▸ **Brief**
Please write each entry out again exactly as shown.

┏━━

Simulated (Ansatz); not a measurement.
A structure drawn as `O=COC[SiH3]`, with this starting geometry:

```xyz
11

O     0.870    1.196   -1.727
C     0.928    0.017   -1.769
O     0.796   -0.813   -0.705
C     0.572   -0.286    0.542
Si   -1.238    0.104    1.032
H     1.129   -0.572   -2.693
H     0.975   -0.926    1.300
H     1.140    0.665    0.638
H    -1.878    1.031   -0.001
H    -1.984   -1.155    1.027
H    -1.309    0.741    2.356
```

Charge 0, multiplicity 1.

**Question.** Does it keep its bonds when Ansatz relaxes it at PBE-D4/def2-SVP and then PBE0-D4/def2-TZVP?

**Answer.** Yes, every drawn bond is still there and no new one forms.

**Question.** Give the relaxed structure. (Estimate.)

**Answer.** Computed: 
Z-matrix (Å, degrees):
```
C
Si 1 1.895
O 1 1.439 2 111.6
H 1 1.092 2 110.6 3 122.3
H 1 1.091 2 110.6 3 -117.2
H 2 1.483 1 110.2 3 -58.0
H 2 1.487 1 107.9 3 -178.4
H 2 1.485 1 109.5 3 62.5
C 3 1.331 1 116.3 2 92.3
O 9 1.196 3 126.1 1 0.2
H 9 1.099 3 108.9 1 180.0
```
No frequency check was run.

┗━━

▸ **Problem solution**
Simulated (Ansatz); not a measurement.
A structure drawn as `O=COC[SiH3]`, with this starting geometry:

```xyz
11

O     0.870    1.196   -1.727
C     0.928    0.017   -1.769
O     0.796   -0.813   -0.705
C     0.572   -0.286    0.542
Si   -1.238    0.104    1.032
H     1.129   -0.572   -2.693
H     0.975   -0.926    1.300
H     1.140    0.665    0.638
H    -1.878    1.031   -0.001
H    -1.984   -1.155    1.027
H    -1.309    0.741    2.356
```

Charge 0, multiplicity 1.

**Question.** Does it keep its bonds when Ansatz relaxes it at PBE-D4/def2-SVP and then PBE0-D4/def2-TZVP?

**Answer.** Yes, every drawn bond is still there and no new one forms.

**Question.** Give the relaxed structure. (Estimate.)

**Answer.** Computed: 
Z-matrix (Å, degrees):
```
C
Si 1 1.895
O 1 1.439 2 111.6
H 1 1.092 2 110.6 3 122.3
H 1 1.091 2 110.6 3 -117.2
H 2 1.483 1 110.2 3 -58.0
H 2 1.487 1 107.9 3 -178.4
H 2 1.485 1 109.5 3 62.5
C 3 1.331 1 116.3 2 92.3
O 9 1.196 3 126.1 1 0.2
H 9 1.099 3 108.9 1 180.0
```
No frequency check was run.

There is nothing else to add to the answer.